RAW DATA:
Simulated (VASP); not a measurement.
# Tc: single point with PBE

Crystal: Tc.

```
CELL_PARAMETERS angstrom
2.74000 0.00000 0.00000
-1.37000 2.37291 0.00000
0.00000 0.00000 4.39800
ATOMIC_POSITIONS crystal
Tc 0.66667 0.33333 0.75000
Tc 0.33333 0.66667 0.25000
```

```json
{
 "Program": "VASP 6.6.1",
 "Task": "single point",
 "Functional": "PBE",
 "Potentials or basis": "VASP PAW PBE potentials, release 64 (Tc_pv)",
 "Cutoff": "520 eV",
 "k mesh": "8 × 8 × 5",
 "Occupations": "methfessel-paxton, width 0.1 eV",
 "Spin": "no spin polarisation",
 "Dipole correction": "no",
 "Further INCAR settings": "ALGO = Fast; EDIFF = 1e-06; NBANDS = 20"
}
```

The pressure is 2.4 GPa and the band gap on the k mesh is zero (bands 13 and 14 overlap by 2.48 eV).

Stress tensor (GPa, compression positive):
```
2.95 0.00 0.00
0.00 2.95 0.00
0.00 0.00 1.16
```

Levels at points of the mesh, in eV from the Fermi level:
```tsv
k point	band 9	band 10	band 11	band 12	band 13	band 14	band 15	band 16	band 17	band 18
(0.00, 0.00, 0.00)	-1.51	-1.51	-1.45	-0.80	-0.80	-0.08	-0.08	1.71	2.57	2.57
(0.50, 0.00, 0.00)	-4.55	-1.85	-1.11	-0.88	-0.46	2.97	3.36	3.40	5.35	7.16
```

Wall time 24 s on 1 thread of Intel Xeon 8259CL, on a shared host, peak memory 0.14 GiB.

REQUIRED ACTION:
Beginning with the first line of the listing above, please write out every line exactly until you reach the line that contains "The pressure is", and include that one too.

WORKED SOLUTION:
Simulated (VASP); not a measurement.
# Tc: single point with PBE

Crystal: Tc.

```
CELL_PARAMETERS angstrom
2.74000 0.00000 0.00000
-1.37000 2.37291 0.00000
0.00000 0.00000 4.39800
ATOMIC_POSITIONS crystal
Tc 0.66667 0.33333 0.75000
Tc 0.33333 0.66667 0.25000
```

```json
{
 "Program": "VASP 6.6.1",
 "Task": "single point",
 "Functional": "PBE",
 "Potentials or basis": "VASP PAW PBE potentials, release 64 (Tc_pv)",
 "Cutoff": "520 eV",
 "k mesh": "8 × 8 × 5",
 "Occupations": "methfessel-paxton, width 0.1 eV",
 "Spin": "no spin polarisation",
 "Dipole correction": "no",
 "Further INCAR settings": "ALGO = Fast; EDIFF = 1e-06; NBANDS = 20"
}
```

The pressure is 2.4 GPa and the band gap on the k mesh is zero (bands 13 and 14 overlap by 2.48 eV).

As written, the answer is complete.